• Action item
An exact reproduction of all the entries is what the answer must contain.

■ ■ ■ ■

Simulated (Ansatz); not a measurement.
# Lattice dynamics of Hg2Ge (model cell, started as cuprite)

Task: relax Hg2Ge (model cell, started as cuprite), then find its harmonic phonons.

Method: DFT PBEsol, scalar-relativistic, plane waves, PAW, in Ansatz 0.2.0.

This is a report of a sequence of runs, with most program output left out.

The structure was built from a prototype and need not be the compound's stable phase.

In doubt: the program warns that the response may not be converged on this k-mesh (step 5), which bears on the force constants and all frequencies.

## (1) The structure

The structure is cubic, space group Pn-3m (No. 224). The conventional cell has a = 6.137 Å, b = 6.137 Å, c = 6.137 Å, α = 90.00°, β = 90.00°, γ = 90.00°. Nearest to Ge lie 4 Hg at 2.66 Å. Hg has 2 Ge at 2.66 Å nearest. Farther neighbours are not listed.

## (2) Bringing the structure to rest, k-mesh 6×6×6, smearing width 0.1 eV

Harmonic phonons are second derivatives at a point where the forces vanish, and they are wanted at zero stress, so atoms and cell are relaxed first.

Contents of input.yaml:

■ ■ ■ ■

• Written reply
Simulated (Ansatz); not a measurement.
# Lattice dynamics of Hg2Ge (model cell, started as cuprite)

Task: relax Hg2Ge (model cell, started as cuprite), then find its harmonic phonons.

Method: DFT PBEsol, scalar-relativistic, plane waves, PAW, in Ansatz 0.2.0.

This is a report of a sequence of runs, with most program output left out.

The structure was built from a prototype and need not be the compound's stable phase.

In doubt: the program warns that the response may not be converged on this k-mesh (step 5), which bears on the force constants and all frequencies.

## (1) The structure

The structure is cubic, space group Pn-3m (No. 224). The conventional cell has a = 6.137 Å, b = 6.137 Å, c = 6.137 Å, α = 90.00°, β = 90.00°, γ = 90.00°. Nearest to Ge lie 4 Hg at 2.66 Å. Hg has 2 Ge at 2.66 Å nearest. Farther neighbours are not listed.

## (2) Bringing the structure to rest, k-mesh 6×6×6, smearing width 0.1 eV

Harmonic phonons are second derivatives at a point where the forces vanish, and they are wanted at zero stress, so atoms and cell are relaxed first.

Contents of input.yaml:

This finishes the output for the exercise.